> ASSIGNMENT:
Each line from the start of the entries through the line that contains "- Dipole correction: no" should be output exactly, please.

> DATASET EXCERPTS:
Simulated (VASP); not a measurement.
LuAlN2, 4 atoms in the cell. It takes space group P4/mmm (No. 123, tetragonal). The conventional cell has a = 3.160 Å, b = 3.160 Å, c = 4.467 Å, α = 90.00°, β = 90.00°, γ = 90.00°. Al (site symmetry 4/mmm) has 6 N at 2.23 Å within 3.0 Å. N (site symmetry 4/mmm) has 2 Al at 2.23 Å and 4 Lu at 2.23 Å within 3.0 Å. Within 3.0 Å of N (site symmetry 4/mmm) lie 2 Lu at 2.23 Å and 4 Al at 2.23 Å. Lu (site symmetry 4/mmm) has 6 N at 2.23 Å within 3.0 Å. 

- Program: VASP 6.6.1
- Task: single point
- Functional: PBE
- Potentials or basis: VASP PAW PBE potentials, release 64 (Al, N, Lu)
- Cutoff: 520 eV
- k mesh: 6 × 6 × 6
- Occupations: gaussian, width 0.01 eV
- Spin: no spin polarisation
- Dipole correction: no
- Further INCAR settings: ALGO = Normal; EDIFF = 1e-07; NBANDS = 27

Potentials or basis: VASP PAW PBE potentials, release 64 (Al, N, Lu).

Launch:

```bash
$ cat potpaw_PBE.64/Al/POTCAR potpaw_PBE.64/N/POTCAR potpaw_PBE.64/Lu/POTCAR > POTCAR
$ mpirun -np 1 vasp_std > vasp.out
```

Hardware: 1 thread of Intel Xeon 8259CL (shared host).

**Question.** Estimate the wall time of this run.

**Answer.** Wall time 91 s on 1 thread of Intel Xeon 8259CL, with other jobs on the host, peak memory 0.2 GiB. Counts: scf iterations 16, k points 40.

> EXERCISE RESPONSE:
Simulated (VASP); not a measurement.
LuAlN2, 4 atoms in the cell. It takes space group P4/mmm (No. 123, tetragonal). The conventional cell has a = 3.160 Å, b = 3.160 Å, c = 4.467 Å, α = 90.00°, β = 90.00°, γ = 90.00°. Al (site symmetry 4/mmm) has 6 N at 2.23 Å within 3.0 Å. N (site symmetry 4/mmm) has 2 Al at 2.23 Å and 4 Lu at 2.23 Å within 3.0 Å. Within 3.0 Å of N (site symmetry 4/mmm) lie 2 Lu at 2.23 Å and 4 Al at 2.23 Å. Lu (site symmetry 4/mmm) has 6 N at 2.23 Å within 3.0 Å. 

- Program: VASP 6.6.1
- Task: single point
- Functional: PBE
- Potentials or basis: VASP PAW PBE potentials, release 64 (Al, N, Lu)
- Cutoff: 520 eV
- k mesh: 6 × 6 × 6
- Occupations: gaussian, width 0.01 eV
- Spin: no spin polarisation
- Dipole correction: no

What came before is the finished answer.